§ WORK TASK
Quote the records below word for word, please, from the very first line through the one that contains "Q: Estimate the wall time of this run.", and nothing beyond it.

§ DATASET EXTRACT
━━━
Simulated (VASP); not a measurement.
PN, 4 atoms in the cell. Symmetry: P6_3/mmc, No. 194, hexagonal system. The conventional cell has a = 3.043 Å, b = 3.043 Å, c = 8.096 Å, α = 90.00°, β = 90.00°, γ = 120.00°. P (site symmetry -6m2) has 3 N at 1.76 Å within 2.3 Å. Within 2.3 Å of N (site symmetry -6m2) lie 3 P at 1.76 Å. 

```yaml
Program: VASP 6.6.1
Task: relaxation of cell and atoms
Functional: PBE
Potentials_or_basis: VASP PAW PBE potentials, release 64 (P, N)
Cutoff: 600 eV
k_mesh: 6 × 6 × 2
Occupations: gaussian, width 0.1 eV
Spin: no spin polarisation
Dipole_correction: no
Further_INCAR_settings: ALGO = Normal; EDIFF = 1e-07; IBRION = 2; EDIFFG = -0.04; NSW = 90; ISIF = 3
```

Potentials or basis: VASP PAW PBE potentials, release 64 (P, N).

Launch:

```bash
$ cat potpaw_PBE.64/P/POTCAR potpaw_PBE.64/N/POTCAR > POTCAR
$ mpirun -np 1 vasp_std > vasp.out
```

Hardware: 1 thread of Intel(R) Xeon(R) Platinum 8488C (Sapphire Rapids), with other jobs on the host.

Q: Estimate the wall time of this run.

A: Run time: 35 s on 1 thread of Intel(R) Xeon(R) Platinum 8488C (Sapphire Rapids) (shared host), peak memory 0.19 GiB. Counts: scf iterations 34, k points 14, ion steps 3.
━━━

§ SOLUTION
Simulated (VASP); not a measurement.
PN, 4 atoms in the cell. Symmetry: P6_3/mmc, No. 194, hexagonal system. The conventional cell has a = 3.043 Å, b = 3.043 Å, c = 8.096 Å, α = 90.00°, β = 90.00°, γ = 120.00°. P (site symmetry -6m2) has 3 N at 1.76 Å within 2.3 Å. Within 2.3 Å of N (site symmetry -6m2) lie 3 P at 1.76 Å. 

```yaml
Program: VASP 6.6.1
Task: relaxation of cell and atoms
Functional: PBE
Potentials_or_basis: VASP PAW PBE potentials, release 64 (P, N)
Cutoff: 600 eV
k_mesh: 6 × 6 × 2
Occupations: gaussian, width 0.1 eV
Spin: no spin polarisation
Dipole_correction: no
Further_INCAR_settings: ALGO = Normal; EDIFF = 1e-07; IBRION = 2; EDIFFG = -0.04; NSW = 90; ISIF = 3
```

Potentials or basis: VASP PAW PBE potentials, release 64 (P, N).

Launch:

```bash
$ cat potpaw_PBE.64/P/POTCAR potpaw_PBE.64/N/POTCAR > POTCAR
$ mpirun -np 1 vasp_std > vasp.out
```

Hardware: 1 thread of Intel(R) Xeon(R) Platinum 8488C (Sapphire Rapids), with other jobs on the host.

Q: Estimate the wall time of this run.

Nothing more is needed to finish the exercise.